* * * * * * * * *
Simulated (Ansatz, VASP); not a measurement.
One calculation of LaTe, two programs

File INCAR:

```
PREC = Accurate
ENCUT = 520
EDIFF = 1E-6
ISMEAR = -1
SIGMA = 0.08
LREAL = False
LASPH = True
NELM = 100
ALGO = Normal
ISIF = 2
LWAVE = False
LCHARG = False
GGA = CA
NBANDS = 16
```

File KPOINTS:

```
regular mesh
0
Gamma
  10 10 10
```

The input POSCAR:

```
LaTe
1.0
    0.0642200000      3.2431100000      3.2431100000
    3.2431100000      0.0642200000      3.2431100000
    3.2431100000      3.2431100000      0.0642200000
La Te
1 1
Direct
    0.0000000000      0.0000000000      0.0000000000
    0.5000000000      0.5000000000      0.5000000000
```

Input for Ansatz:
* * * * * * * * *

= BRIEF =
Your answer should be the records above, set down exactly.

= EXERCISE RESULT =
Simulated (Ansatz, VASP); not a measurement.
One calculation of LaTe, two programs

File INCAR:

```
PREC = Accurate
ENCUT = 520
EDIFF = 1E-6
ISMEAR = -1
SIGMA = 0.08
LREAL = False
LASPH = True
NELM = 100
ALGO = Normal
ISIF = 2
LWAVE = False
LCHARG = False
GGA = CA
NBANDS = 16
```

File KPOINTS:

```
regular mesh
0
Gamma
  10 10 10
```

The input POSCAR:

```
LaTe
1.0
    0.0642200000      3.2431100000      3.2431100000
    3.2431100000      0.0642200000      3.2431100000
    3.2431100000      3.2431100000      0.0642200000
La Te
1 1
Direct
    0.0000000000      0.0000000000      0.0000000000
    0.5000000000      0.5000000000      0.5000000000
```

Input for Ansatz:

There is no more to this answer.